**Work task**
Repeat exactly the lines from the start of the entries below through the line containing "Single points on". Omit the rest.

**Provided records**
————
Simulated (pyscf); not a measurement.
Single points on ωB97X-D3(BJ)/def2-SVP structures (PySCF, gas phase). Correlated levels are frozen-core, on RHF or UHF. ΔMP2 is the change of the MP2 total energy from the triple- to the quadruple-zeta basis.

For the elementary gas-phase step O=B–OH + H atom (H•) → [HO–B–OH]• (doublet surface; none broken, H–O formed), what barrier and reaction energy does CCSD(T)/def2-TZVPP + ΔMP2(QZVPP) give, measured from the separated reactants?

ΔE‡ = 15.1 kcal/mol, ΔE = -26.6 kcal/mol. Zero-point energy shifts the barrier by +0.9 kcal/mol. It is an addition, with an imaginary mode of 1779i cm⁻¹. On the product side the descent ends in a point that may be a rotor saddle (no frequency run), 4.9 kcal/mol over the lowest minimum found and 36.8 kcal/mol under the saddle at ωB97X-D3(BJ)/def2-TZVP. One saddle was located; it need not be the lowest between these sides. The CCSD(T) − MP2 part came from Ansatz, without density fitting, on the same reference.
————

**Written reply**
Simulated (pyscf); not a measurement.
Single points on ωB97X-D3(BJ)/def2-SVP structures (PySCF, gas phase). Correlated levels are frozen-core, on RHF or UHF. ΔMP2 is the change of the MP2 total energy from the triple- to the quadruple-zeta basis.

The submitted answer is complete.